ASSIGNED TASK: All entries, exactly as written, should be output again.

INFORMATION SHOWN:
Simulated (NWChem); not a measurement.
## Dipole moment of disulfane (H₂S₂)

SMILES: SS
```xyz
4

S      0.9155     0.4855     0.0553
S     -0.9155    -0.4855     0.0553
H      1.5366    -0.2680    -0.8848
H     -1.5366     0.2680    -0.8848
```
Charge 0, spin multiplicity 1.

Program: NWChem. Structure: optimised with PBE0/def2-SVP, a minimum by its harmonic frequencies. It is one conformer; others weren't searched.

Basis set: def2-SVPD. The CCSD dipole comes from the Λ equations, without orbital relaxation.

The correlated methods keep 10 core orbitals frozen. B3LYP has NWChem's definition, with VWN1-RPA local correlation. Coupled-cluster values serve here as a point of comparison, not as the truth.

TASK ANSWER:
Simulated (NWChem); not a measurement.
## Dipole moment of disulfane (H₂S₂)

SMILES: SS
```xyz
4

S      0.9155     0.4855     0.0553
S     -0.9155    -0.4855     0.0553
H      1.5366    -0.2680    -0.8848
H     -1.5366     0.2680    -0.8848
```
Charge 0, spin multiplicity 1.

Program: NWChem. Structure: optimised with PBE0/def2-SVP, a minimum by its harmonic frequencies. It is one conformer; others weren't searched.

Basis set: def2-SVPD. The CCSD dipole comes from the Λ equations, without orbital relaxation.

The correlated methods keep 10 core orbitals frozen. B3LYP has NWChem's definition, with VWN1-RPA local correlation. Coupled-cluster values serve here as a point of comparison, not as the truth.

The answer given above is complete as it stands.